:: Work order ::
When you reach the line that contains "Seven points along" in the data below, start reproducing lines exactly, and stop after the line that contains "Correlated levels freeze".

:: Recorded data ::
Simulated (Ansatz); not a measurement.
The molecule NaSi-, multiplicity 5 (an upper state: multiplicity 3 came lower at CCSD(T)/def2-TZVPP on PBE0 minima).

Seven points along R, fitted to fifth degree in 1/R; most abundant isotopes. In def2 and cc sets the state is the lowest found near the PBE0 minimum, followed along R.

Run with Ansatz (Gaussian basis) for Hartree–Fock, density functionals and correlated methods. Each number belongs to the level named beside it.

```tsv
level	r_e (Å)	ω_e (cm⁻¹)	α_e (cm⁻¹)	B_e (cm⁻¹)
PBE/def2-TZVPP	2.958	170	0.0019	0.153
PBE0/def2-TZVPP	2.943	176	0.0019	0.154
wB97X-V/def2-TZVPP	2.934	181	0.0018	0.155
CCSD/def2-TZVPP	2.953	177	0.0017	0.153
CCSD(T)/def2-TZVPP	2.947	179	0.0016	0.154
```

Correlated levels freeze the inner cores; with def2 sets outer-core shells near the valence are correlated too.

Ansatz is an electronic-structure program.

:: Task solution ::
Seven points along R, fitted to fifth degree in 1/R; most abundant isotopes. In def2 and cc sets the state is the lowest found near the PBE0 minimum, followed along R.

Run with Ansatz (Gaussian basis) for Hartree–Fock, density functionals and correlated methods. Each number belongs to the level named beside it.

```tsv
level	r_e (Å)	ω_e (cm⁻¹)	α_e (cm⁻¹)	B_e (cm⁻¹)
PBE/def2-TZVPP	2.958	170	0.0019	0.153
PBE0/def2-TZVPP	2.943	176	0.0019	0.154
wB97X-V/def2-TZVPP	2.934	181	0.0018	0.155
CCSD/def2-TZVPP	2.953	177	0.0017	0.153
CCSD(T)/def2-TZVPP	2.947	179	0.0016	0.154
```

Correlated levels freeze the inner cores; with def2 sets outer-core shells near the valence are correlated too.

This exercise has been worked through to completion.